━━━
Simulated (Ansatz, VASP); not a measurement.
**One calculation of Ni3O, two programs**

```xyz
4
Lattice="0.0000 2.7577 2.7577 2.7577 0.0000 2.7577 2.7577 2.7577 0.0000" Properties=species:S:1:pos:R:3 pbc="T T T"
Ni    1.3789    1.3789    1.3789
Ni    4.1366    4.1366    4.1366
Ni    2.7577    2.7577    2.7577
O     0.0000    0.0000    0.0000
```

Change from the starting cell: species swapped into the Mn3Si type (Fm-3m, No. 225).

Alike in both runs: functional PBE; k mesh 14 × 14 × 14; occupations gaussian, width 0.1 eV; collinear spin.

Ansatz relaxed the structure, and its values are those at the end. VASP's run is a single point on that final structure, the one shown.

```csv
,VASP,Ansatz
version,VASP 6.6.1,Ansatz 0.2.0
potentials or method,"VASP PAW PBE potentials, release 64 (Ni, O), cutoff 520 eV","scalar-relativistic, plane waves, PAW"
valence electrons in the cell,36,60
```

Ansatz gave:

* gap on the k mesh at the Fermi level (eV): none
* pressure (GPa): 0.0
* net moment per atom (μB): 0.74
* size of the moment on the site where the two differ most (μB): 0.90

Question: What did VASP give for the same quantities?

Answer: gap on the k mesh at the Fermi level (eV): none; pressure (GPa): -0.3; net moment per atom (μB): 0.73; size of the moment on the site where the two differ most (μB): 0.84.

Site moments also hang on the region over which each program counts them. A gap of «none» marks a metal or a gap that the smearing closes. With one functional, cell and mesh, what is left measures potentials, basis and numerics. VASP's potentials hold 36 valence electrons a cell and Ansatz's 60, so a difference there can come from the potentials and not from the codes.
━━━

* **BRIEF**: Print only the lines that run from the start of the listing to the line bearing "Ansatz relaxed the"; please keep the first line and that last one, exactly as they appear.

* **EXPECTED ANSWER**:
Simulated (Ansatz, VASP); not a measurement.
**One calculation of Ni3O, two programs**

```xyz
4
Lattice="0.0000 2.7577 2.7577 2.7577 0.0000 2.7577 2.7577 2.7577 0.0000" Properties=species:S:1:pos:R:3 pbc="T T T"
Ni    1.3789    1.3789    1.3789
Ni    4.1366    4.1366    4.1366
Ni    2.7577    2.7577    2.7577
O     0.0000    0.0000    0.0000
```

Change from the starting cell: species swapped into the Mn3Si type (Fm-3m, No. 225).

Alike in both runs: functional PBE; k mesh 14 × 14 × 14; occupations gaussian, width 0.1 eV; collinear spin.

Ansatz relaxed the structure, and its values are those at the end. VASP's run is a single point on that final structure, the one shown.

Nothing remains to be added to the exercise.